▬▬▬▬▬▬▬▬▬▬

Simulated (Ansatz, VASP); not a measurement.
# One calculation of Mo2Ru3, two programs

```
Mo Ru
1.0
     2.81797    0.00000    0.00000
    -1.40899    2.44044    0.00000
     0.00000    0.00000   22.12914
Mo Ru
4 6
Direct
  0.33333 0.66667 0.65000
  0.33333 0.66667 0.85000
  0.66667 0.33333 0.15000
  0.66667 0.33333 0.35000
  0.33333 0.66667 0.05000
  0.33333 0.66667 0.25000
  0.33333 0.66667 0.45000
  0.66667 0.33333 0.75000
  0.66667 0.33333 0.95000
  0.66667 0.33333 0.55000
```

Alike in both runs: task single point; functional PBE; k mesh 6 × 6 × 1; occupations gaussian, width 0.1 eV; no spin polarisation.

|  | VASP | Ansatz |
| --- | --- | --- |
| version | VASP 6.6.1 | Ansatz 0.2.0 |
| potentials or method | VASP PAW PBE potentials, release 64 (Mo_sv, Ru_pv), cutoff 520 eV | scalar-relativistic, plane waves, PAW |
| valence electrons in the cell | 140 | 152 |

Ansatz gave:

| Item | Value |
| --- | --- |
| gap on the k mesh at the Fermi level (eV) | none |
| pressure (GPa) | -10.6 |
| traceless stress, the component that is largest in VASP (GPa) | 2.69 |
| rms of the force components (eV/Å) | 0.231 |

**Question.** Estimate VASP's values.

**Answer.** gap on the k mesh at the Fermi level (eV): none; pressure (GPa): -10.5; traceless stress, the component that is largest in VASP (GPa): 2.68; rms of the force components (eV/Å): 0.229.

▬▬▬▬▬▬▬▬▬▬

» REQUIRED ACTION
Repeat the whole listing, keeping every word exact.

» RESPONSE AREA
Simulated (Ansatz, VASP); not a measurement.
# One calculation of Mo2Ru3, two programs

```
Mo Ru
1.0
     2.81797    0.00000    0.00000
    -1.40899    2.44044    0.00000
     0.00000    0.00000   22.12914
Mo Ru
4 6
Direct
  0.33333 0.66667 0.65000
  0.33333 0.66667 0.85000
  0.66667 0.33333 0.15000
  0.66667 0.33333 0.35000
  0.33333 0.66667 0.05000
  0.33333 0.66667 0.25000
  0.33333 0.66667 0.45000
  0.66667 0.33333 0.75000
  0.66667 0.33333 0.95000
  0.66667 0.33333 0.55000
```

Alike in both runs: task single point; functional PBE; k mesh 6 × 6 × 1; occupations gaussian, width 0.1 eV; no spin polarisation.

|  | VASP | Ansatz |
| --- | --- | --- |
| version | VASP 6.6.1 | Ansatz 0.2.0 |
| potentials or method | VASP PAW PBE potentials, release 64 (Mo_sv, Ru_pv), cutoff 520 eV | scalar-relativistic, plane waves, PAW |
| valence electrons in the cell | 140 | 152 |

Ansatz gave:

| Item | Value |
| --- | --- |
| gap on the k mesh at the Fermi level (eV) | none |
| pressure (GPa) | -10.6 |
| traceless stress, the component that is largest in VASP (GPa) | 2.69 |
| rms of the force components (eV/Å) | 0.231 |

**Question.** Estimate VASP's values.

**Answer.** gap on the k mesh at the Fermi level (eV): none; pressure (GPa): -10.5; traceless stress, the component that is largest in VASP (GPa): 2.68; rms of the force components (eV/Å): 0.229.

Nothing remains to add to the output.